### [Task item]
Using the entries below, output each line exactly from the first through the one that contains "0.554 fΩ m², so".

### [Data shown]
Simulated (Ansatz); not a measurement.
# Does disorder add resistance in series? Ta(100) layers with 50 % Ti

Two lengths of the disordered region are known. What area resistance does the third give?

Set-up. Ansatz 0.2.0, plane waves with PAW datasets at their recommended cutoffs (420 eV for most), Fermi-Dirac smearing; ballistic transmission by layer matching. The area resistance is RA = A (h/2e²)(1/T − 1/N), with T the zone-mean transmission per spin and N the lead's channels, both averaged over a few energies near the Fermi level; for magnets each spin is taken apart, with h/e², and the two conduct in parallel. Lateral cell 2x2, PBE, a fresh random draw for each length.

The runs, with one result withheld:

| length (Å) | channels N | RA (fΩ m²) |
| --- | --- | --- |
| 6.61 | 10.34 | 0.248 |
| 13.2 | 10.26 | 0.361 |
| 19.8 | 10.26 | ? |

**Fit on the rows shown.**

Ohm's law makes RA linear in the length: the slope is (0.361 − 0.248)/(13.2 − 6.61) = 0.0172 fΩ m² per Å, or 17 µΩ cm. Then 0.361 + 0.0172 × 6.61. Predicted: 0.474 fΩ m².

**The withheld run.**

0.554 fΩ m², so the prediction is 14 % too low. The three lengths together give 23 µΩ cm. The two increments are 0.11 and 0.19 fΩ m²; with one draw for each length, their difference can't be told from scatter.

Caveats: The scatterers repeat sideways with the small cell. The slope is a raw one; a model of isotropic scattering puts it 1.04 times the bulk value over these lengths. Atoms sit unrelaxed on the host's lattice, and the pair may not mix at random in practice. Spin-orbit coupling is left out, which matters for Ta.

### [Answer area]
Simulated (Ansatz); not a measurement.
# Does disorder add resistance in series? Ta(100) layers with 50 % Ti

Two lengths of the disordered region are known. What area resistance does the third give?

Set-up. Ansatz 0.2.0, plane waves with PAW datasets at their recommended cutoffs (420 eV for most), Fermi-Dirac smearing; ballistic transmission by layer matching. The area resistance is RA = A (h/2e²)(1/T − 1/N), with T the zone-mean transmission per spin and N the lead's channels, both averaged over a few energies near the Fermi level; for magnets each spin is taken apart, with h/e², and the two conduct in parallel. Lateral cell 2x2, PBE, a fresh random draw for each length.

The runs, with one result withheld:

| length (Å) | channels N | RA (fΩ m²) |
| --- | --- | --- |
| 6.61 | 10.34 | 0.248 |
| 13.2 | 10.26 | 0.361 |
| 19.8 | 10.26 | ? |

**Fit on the rows shown.**

Ohm's law makes RA linear in the length: the slope is (0.361 − 0.248)/(13.2 − 6.61) = 0.0172 fΩ m² per Å, or 17 µΩ cm. Then 0.361 + 0.0172 × 6.61. Predicted: 0.474 fΩ m².

**The withheld run.**

0.554 fΩ m², so the prediction is 14 % too low. The three lengths together give 23 µΩ cm. The two increments are 0.11 and 0.19 fΩ m²; with one draw for each length, their difference can't be told from scatter.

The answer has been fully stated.